- Work order: Write each entry out again, exactly as it is written.

........

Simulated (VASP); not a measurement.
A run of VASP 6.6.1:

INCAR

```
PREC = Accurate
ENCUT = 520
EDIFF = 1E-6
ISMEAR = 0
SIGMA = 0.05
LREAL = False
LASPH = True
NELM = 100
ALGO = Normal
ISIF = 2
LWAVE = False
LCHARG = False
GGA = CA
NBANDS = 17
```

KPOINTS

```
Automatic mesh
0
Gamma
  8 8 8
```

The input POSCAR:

........

- Written solution:
Simulated (VASP); not a measurement.
A run of VASP 6.6.1:

INCAR

```
PREC = Accurate
ENCUT = 520
EDIFF = 1E-6
ISMEAR = 0
SIGMA = 0.05
LREAL = False
LASPH = True
NELM = 100
ALGO = Normal
ISIF = 2
LWAVE = False
LCHARG = False
GGA = CA
NBANDS = 17
```

KPOINTS

```
Automatic mesh
0
Gamma
  8 8 8
```

The input POSCAR:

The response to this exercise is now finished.